Exercise
Each line below should be reproduced without any alteration.

BEGIN Available data

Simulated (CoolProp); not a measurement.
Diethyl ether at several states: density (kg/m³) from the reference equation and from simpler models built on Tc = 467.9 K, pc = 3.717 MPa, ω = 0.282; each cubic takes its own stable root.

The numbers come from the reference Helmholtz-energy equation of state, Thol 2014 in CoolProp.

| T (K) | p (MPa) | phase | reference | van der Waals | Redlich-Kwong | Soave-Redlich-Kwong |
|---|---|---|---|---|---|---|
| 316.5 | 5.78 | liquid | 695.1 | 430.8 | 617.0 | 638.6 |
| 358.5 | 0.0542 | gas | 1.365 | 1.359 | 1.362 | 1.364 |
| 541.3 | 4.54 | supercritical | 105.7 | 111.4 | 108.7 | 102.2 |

END Available data

Answer space
Simulated (CoolProp); not a measurement.
Diethyl ether at several states: density (kg/m³) from the reference equation and from simpler models built on Tc = 467.9 K, pc = 3.717 MPa, ω = 0.282; each cubic takes its own stable root.

The numbers come from the reference Helmholtz-energy equation of state, Thol 2014 in CoolProp.

| T (K) | p (MPa) | phase | reference | van der Waals | Redlich-Kwong | Soave-Redlich-Kwong |
|---|---|---|---|---|---|---|
| 316.5 | 5.78 | liquid | 695.1 | 430.8 | 617.0 | 638.6 |
| 358.5 | 0.0542 | gas | 1.365 | 1.359 | 1.362 | 1.364 |
| 541.3 | 4.54 | supercritical | 105.7 | 111.4 | 108.7 | 102.2 |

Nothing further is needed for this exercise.